Starting with the first line below, reproduce each line exactly until you have included the one bearing "(eV) | 3.41 |".

═══ Data for analysis ═══
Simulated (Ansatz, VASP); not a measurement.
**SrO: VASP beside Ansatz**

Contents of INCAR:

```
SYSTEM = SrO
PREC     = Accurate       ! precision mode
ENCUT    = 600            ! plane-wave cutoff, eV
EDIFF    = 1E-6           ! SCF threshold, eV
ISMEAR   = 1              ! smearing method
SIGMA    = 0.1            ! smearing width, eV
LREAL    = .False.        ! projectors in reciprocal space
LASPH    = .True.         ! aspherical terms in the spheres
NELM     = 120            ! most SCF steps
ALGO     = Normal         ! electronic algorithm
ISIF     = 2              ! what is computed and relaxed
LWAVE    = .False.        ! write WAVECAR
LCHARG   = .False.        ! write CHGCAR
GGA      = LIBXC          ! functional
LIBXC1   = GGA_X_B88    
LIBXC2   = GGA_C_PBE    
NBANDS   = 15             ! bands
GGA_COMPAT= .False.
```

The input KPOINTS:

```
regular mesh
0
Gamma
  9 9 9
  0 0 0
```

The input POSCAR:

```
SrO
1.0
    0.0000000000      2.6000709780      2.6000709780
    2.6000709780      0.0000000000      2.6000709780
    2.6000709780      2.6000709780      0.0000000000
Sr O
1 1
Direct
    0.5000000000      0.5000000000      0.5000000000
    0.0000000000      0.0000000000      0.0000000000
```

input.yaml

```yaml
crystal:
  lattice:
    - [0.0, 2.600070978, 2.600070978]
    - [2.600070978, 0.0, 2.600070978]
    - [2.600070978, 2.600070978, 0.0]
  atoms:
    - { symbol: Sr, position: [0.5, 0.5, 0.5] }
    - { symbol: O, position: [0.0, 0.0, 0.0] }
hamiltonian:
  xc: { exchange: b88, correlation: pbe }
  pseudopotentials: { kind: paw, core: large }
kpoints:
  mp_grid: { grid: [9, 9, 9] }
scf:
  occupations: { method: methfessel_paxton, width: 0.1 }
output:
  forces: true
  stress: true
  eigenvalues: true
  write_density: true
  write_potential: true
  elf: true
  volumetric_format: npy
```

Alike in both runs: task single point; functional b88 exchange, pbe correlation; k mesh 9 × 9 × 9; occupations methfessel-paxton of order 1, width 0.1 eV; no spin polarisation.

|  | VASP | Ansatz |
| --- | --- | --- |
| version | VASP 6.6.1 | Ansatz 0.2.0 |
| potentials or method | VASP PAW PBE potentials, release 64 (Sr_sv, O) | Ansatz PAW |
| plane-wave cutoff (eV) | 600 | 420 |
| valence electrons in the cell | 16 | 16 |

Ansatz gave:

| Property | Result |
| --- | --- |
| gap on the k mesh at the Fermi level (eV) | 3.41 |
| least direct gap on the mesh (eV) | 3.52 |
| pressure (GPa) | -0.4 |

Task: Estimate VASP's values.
═══

▶ [Task output]
Simulated (Ansatz, VASP); not a measurement.
**SrO: VASP beside Ansatz**

Contents of INCAR:

```
SYSTEM = SrO
PREC     = Accurate       ! precision mode
ENCUT    = 600            ! plane-wave cutoff, eV
EDIFF    = 1E-6           ! SCF threshold, eV
ISMEAR   = 1              ! smearing method
SIGMA    = 0.1            ! smearing width, eV
LREAL    = .False.        ! projectors in reciprocal space
LASPH    = .True.         ! aspherical terms in the spheres
NELM     = 120            ! most SCF steps
ALGO     = Normal         ! electronic algorithm
ISIF     = 2              ! what is computed and relaxed
LWAVE    = .False.        ! write WAVECAR
LCHARG   = .False.        ! write CHGCAR
GGA      = LIBXC          ! functional
LIBXC1   = GGA_X_B88    
LIBXC2   = GGA_C_PBE    
NBANDS   = 15             ! bands
GGA_COMPAT= .False.
```

The input KPOINTS:

```
regular mesh
0
Gamma
  9 9 9
  0 0 0
```

The input POSCAR:

```
SrO
1.0
    0.0000000000      2.6000709780      2.6000709780
    2.6000709780      0.0000000000      2.6000709780
    2.6000709780      2.6000709780      0.0000000000
Sr O
1 1
Direct
    0.5000000000      0.5000000000      0.5000000000
    0.0000000000      0.0000000000      0.0000000000
```

input.yaml

```yaml
crystal:
  lattice:
    - [0.0, 2.600070978, 2.600070978]
    - [2.600070978, 0.0, 2.600070978]
    - [2.600070978, 2.600070978, 0.0]
  atoms:
    - { symbol: Sr, position: [0.5, 0.5, 0.5] }
    - { symbol: O, position: [0.0, 0.0, 0.0] }
hamiltonian:
  xc: { exchange: b88, correlation: pbe }
  pseudopotentials: { kind: paw, core: large }
kpoints:
  mp_grid: { grid: [9, 9, 9] }
scf:
  occupations: { method: methfessel_paxton, width: 0.1 }
output:
  forces: true
  stress: true
  eigenvalues: true
  write_density: true
  write_potential: true
  elf: true
  volumetric_format: npy
```

Alike in both runs: task single point; functional b88 exchange, pbe correlation; k mesh 9 × 9 × 9; occupations methfessel-paxton of order 1, width 0.1 eV; no spin polarisation.

|  | VASP | Ansatz |
| --- | --- | --- |
| version | VASP 6.6.1 | Ansatz 0.2.0 |
| potentials or method | VASP PAW PBE potentials, release 64 (Sr_sv, O) | Ansatz PAW |
| plane-wave cutoff (eV) | 600 | 420 |
| valence electrons in the cell | 16 | 16 |

Ansatz gave:

| Property | Result |
| --- | --- |
| gap on the k mesh at the Fermi level (eV) | 3.41 |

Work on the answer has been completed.